[MATERIAL PROVIDED — start]
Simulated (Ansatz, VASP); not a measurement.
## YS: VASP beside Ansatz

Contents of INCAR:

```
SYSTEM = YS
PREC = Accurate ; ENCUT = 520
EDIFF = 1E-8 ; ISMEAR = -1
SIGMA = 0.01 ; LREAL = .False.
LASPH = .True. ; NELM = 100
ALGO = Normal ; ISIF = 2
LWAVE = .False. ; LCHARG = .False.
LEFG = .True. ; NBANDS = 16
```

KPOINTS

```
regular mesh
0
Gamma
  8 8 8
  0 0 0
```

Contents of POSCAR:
[MATERIAL PROVIDED — finish]

• **TASK ITEM**: Return the whole listing exactly as it reads.

• **EXERCISE SOLUTION**:
Simulated (Ansatz, VASP); not a measurement.
## YS: VASP beside Ansatz

Contents of INCAR:

```
SYSTEM = YS
PREC = Accurate ; ENCUT = 520
EDIFF = 1E-8 ; ISMEAR = -1
SIGMA = 0.01 ; LREAL = .False.
LASPH = .True. ; NELM = 100
ALGO = Normal ; ISIF = 2
LWAVE = .False. ; LCHARG = .False.
LEFG = .True. ; NBANDS = 16
```

KPOINTS

```
regular mesh
0
Gamma
  8 8 8
  0 0 0
```

Contents of POSCAR:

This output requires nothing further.